_WORK INSTRUCTION_
Quote exactly the lines spanning from the top of the data below to the line that contains "Which is lowest in energy, and by how much?", including both.

##########

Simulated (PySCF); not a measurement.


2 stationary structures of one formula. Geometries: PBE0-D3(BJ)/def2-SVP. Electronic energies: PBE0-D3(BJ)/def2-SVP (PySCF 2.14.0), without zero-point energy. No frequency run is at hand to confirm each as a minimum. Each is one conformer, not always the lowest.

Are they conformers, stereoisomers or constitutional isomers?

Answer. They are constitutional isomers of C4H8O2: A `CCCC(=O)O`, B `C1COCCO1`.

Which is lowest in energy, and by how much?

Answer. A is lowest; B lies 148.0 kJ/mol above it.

##########

_RESPONSE BOX_
Simulated (PySCF); not a measurement.


2 stationary structures of one formula. Geometries: PBE0-D3(BJ)/def2-SVP. Electronic energies: PBE0-D3(BJ)/def2-SVP (PySCF 2.14.0), without zero-point energy. No frequency run is at hand to confirm each as a minimum. Each is one conformer, not always the lowest.

Are they conformers, stereoisomers or constitutional isomers?

Answer. They are constitutional isomers of C4H8O2: A `CCCC(=O)O`, B `C1COCCO1`.

Which is lowest in energy, and by how much?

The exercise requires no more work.